Top of Given entries

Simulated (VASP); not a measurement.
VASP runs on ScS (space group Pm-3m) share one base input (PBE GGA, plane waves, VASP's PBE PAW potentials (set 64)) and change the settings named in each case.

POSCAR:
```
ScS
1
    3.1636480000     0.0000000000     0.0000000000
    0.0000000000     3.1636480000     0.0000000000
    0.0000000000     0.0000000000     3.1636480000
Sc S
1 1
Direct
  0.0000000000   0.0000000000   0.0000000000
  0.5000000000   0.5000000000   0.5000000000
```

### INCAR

Bottom of Given entries

Work request -
The data above should be copied exactly, with no line omitted.

Response box -
Simulated (VASP); not a measurement.
VASP runs on ScS (space group Pm-3m) share one base input (PBE GGA, plane waves, VASP's PBE PAW potentials (set 64)) and change the settings named in each case.

POSCAR:
```
ScS
1
    3.1636480000     0.0000000000     0.0000000000
    0.0000000000     3.1636480000     0.0000000000
    0.0000000000     0.0000000000     3.1636480000
Sc S
1 1
Direct
  0.0000000000   0.0000000000   0.0000000000
  0.5000000000   0.5000000000   0.5000000000
```

### INCAR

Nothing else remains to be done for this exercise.